Work request:
After locating the line with "a first-order saddle." in the data that follows, return it and every later line exactly, up to and including the line with "the imaginary mode?".

Extracted material:
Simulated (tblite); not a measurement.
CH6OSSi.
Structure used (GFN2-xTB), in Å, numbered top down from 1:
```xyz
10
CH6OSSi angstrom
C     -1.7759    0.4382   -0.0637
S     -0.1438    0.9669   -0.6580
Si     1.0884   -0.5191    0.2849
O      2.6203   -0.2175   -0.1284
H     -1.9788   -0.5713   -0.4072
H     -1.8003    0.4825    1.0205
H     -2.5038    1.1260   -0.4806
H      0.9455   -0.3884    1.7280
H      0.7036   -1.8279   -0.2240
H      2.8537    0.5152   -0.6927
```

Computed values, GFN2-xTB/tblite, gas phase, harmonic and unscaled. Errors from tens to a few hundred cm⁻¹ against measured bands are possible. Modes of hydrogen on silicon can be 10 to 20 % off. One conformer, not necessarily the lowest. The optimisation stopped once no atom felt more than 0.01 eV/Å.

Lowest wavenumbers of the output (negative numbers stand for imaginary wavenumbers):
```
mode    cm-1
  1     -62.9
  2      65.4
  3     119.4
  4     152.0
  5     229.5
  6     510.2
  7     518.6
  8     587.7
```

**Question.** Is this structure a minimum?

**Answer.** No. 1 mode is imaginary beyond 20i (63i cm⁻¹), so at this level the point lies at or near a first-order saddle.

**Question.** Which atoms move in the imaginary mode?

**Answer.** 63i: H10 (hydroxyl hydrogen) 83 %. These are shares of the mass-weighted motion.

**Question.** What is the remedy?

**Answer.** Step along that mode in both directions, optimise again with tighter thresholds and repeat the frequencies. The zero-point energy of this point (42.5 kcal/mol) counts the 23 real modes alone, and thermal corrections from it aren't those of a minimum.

Response box:
**Answer.** No. 1 mode is imaginary beyond 20i (63i cm⁻¹), so at this level the point lies at or near a first-order saddle.

**Question.** Which atoms move in the imaginary mode?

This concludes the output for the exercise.